§

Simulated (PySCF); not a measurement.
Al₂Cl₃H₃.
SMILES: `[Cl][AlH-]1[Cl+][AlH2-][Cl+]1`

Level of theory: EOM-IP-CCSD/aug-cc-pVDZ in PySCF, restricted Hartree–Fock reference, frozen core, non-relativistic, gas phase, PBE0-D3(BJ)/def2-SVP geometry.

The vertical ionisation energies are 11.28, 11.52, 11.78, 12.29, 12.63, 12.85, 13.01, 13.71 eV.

§

### ASSIGNED TASK
Copy all of the data. Keep every word exactly as it is.

### RESPONSE AREA
Simulated (PySCF); not a measurement.
Al₂Cl₃H₃.
SMILES: `[Cl][AlH-]1[Cl+][AlH2-][Cl+]1`

Level of theory: EOM-IP-CCSD/aug-cc-pVDZ in PySCF, restricted Hartree–Fock reference, frozen core, non-relativistic, gas phase, PBE0-D3(BJ)/def2-SVP geometry.

The vertical ionisation energies are 11.28, 11.52, 11.78, 12.29, 12.63, 12.85, 13.01, 13.71 eV.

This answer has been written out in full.